# The data
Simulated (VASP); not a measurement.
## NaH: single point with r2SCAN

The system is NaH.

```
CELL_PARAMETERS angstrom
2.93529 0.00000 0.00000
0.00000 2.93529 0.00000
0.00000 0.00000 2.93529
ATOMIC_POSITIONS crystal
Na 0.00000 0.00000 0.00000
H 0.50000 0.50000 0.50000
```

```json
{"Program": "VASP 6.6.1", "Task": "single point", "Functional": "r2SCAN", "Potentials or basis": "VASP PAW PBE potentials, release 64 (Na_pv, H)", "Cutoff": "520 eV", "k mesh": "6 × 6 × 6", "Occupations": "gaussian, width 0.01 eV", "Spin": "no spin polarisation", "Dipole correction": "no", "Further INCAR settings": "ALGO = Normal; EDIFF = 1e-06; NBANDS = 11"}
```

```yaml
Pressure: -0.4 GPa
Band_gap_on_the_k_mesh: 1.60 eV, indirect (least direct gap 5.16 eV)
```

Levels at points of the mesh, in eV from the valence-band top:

# Work item
A faithful copy of all the material is the required answer.

# Exercise answer
Simulated (VASP); not a measurement.
## NaH: single point with r2SCAN

The system is NaH.

```
CELL_PARAMETERS angstrom
2.93529 0.00000 0.00000
0.00000 2.93529 0.00000
0.00000 0.00000 2.93529
ATOMIC_POSITIONS crystal
Na 0.00000 0.00000 0.00000
H 0.50000 0.50000 0.50000
```

```json
{"Program": "VASP 6.6.1", "Task": "single point", "Functional": "r2SCAN", "Potentials or basis": "VASP PAW PBE potentials, release 64 (Na_pv, H)", "Cutoff": "520 eV", "k mesh": "6 × 6 × 6", "Occupations": "gaussian, width 0.01 eV", "Spin": "no spin polarisation", "Dipole correction": "no", "Further INCAR settings": "ALGO = Normal; EDIFF = 1e-06; NBANDS = 11"}
```

```yaml
Pressure: -0.4 GPa
Band_gap_on_the_k_mesh: 1.60 eV, indirect (least direct gap 5.16 eV)
```

Levels at points of the mesh, in eV from the valence-band top:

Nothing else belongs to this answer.